Work task >> What you return should be the lines from the first line of the records below through the line holding "0.2556 | 0.2681 |", unchanged.

Records shown >>
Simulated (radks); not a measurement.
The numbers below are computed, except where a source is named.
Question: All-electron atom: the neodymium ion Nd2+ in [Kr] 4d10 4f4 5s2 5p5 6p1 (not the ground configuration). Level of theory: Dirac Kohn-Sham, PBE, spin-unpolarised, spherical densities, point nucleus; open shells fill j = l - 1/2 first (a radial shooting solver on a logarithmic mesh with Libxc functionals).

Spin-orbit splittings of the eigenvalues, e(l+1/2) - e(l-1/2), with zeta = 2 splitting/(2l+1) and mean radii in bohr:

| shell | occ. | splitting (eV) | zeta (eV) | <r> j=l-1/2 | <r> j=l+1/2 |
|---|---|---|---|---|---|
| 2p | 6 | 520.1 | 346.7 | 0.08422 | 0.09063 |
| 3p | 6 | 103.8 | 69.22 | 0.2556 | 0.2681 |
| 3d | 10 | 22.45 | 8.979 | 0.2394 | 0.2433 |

Written response >>
Simulated (radks); not a measurement.
The numbers below are computed, except where a source is named.
Question: All-electron atom: the neodymium ion Nd2+ in [Kr] 4d10 4f4 5s2 5p5 6p1 (not the ground configuration). Level of theory: Dirac Kohn-Sham, PBE, spin-unpolarised, spherical densities, point nucleus; open shells fill j = l - 1/2 first (a radial shooting solver on a logarithmic mesh with Libxc functionals).

Spin-orbit splittings of the eigenvalues, e(l+1/2) - e(l-1/2), with zeta = 2 splitting/(2l+1) and mean radii in bohr:

| shell | occ. | splitting (eV) | zeta (eV) | <r> j=l-1/2 | <r> j=l+1/2 |
|---|---|---|---|---|---|
| 2p | 6 | 520.1 | 346.7 | 0.08422 | 0.09063 |
| 3p | 6 | 103.8 | 69.22 | 0.2556 | 0.2681 |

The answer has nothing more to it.